ACTIVITY: Your task is to print each entry exactly as written.

RECORDS SHOWN below:

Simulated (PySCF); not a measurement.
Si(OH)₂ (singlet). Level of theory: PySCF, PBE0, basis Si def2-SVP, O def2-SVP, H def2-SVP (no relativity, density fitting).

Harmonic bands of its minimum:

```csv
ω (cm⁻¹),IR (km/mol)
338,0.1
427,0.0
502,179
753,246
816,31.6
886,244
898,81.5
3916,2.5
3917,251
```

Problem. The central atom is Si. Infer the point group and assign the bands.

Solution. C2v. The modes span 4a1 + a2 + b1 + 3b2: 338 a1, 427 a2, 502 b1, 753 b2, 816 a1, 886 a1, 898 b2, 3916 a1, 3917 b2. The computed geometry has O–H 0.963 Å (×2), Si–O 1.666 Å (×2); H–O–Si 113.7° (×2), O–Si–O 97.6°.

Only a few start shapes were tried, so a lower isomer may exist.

End of RECORDS SHOWN.

WRITTEN REPLY:
Simulated (PySCF); not a measurement.
Si(OH)₂ (singlet). Level of theory: PySCF, PBE0, basis Si def2-SVP, O def2-SVP, H def2-SVP (no relativity, density fitting).

Harmonic bands of its minimum:

```csv
ω (cm⁻¹),IR (km/mol)
338,0.1
427,0.0
502,179
753,246
816,31.6
886,244
898,81.5
3916,2.5
3917,251
```

Problem. The central atom is Si. Infer the point group and assign the bands.

Solution. C2v. The modes span 4a1 + a2 + b1 + 3b2: 338 a1, 427 a2, 502 b1, 753 b2, 816 a1, 886 a1, 898 b2, 3916 a1, 3917 b2. The computed geometry has O–H 0.963 Å (×2), Si–O 1.666 Å (×2); H–O–Si 113.7° (×2), O–Si–O 97.6°.

Only a few start shapes were tried, so a lower isomer may exist.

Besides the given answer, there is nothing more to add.